• Task item
Given the records that follow, return each one verbatim.

• Supplied entries
◇ ◇ ◇ ◇ ◇
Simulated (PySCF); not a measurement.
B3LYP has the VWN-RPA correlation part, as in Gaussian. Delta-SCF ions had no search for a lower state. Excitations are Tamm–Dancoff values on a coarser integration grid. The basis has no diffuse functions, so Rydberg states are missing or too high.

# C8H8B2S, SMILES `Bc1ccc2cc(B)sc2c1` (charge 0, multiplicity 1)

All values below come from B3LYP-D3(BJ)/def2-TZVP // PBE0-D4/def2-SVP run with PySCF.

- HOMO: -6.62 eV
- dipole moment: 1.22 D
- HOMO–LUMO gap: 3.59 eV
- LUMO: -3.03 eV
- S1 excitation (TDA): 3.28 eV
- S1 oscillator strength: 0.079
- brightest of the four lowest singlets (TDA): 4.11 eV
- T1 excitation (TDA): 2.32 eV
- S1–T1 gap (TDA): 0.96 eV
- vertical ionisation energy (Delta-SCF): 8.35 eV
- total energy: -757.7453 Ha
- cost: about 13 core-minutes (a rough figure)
◇ ◇ ◇ ◇ ◇

• Exercise answer
Simulated (PySCF); not a measurement.
B3LYP has the VWN-RPA correlation part, as in Gaussian. Delta-SCF ions had no search for a lower state. Excitations are Tamm–Dancoff values on a coarser integration grid. The basis has no diffuse functions, so Rydberg states are missing or too high.

# C8H8B2S, SMILES `Bc1ccc2cc(B)sc2c1` (charge 0, multiplicity 1)

All values below come from B3LYP-D3(BJ)/def2-TZVP // PBE0-D4/def2-SVP run with PySCF.

- HOMO: -6.62 eV
- dipole moment: 1.22 D
- HOMO–LUMO gap: 3.59 eV
- LUMO: -3.03 eV
- S1 excitation (TDA): 3.28 eV
- S1 oscillator strength: 0.079
- brightest of the four lowest singlets (TDA): 4.11 eV
- T1 excitation (TDA): 2.32 eV
- S1–T1 gap (TDA): 0.96 eV
- vertical ionisation energy (Delta-SCF): 8.35 eV
- total energy: -757.7453 Ha
- cost: about 13 core-minutes (a rough figure)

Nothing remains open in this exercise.